_ASSIGNED TASK_
Give again, word for word, each line below starting at the one that contains "The mean static" and ending at the one that contains "### How do the methods compare?".

_INPUT DATA_
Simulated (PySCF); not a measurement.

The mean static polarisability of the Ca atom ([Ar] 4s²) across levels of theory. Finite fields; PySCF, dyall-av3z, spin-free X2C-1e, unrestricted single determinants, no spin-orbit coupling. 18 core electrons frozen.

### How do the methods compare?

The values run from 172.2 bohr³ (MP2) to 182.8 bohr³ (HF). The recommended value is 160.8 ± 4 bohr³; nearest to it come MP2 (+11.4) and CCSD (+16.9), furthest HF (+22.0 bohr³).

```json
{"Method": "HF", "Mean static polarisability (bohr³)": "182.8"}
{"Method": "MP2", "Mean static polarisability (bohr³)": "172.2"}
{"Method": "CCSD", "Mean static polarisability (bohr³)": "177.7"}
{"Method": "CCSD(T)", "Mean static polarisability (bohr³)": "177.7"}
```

_TASK RESPONSE_
The mean static polarisability of the Ca atom ([Ar] 4s²) across levels of theory. Finite fields; PySCF, dyall-av3z, spin-free X2C-1e, unrestricted single determinants, no spin-orbit coupling. 18 core electrons frozen.

### How do the methods compare?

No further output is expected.